Using the listing below, copy exactly the lines from the one containing "Input of the" to the one containing "Spin-orbit coupling is", both lines included, and no others.

● ● ● ●

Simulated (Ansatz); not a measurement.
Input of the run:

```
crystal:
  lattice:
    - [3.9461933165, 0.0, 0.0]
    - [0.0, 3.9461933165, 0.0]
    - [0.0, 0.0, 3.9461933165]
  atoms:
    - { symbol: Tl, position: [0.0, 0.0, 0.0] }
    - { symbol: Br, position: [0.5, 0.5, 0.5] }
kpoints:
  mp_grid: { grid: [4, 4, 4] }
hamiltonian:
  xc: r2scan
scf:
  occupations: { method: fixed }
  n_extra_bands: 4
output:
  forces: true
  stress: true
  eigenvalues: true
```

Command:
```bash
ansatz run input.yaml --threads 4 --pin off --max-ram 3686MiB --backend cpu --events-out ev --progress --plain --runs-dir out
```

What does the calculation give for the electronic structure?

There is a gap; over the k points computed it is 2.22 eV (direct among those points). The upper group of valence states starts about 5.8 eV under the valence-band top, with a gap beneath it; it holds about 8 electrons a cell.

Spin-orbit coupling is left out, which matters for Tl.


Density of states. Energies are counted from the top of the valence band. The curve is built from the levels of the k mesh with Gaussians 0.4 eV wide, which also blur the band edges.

● ● ● ●

WRITTEN RESPONSE:
Input of the run:

```
crystal:
  lattice:
    - [3.9461933165, 0.0, 0.0]
    - [0.0, 3.9461933165, 0.0]
    - [0.0, 0.0, 3.9461933165]
  atoms:
    - { symbol: Tl, position: [0.0, 0.0, 0.0] }
    - { symbol: Br, position: [0.5, 0.5, 0.5] }
kpoints:
  mp_grid: { grid: [4, 4, 4] }
hamiltonian:
  xc: r2scan
scf:
  occupations: { method: fixed }
  n_extra_bands: 4
output:
  forces: true
  stress: true
  eigenvalues: true
```

Command:
```bash
ansatz run input.yaml --threads 4 --pin off --max-ram 3686MiB --backend cpu --events-out ev --progress --plain --runs-dir out
```

What does the calculation give for the electronic structure?

There is a gap; over the k points computed it is 2.22 eV (direct among those points). The upper group of valence states starts about 5.8 eV under the valence-band top, with a gap beneath it; it holds about 8 electrons a cell.

Spin-orbit coupling is left out, which matters for Tl.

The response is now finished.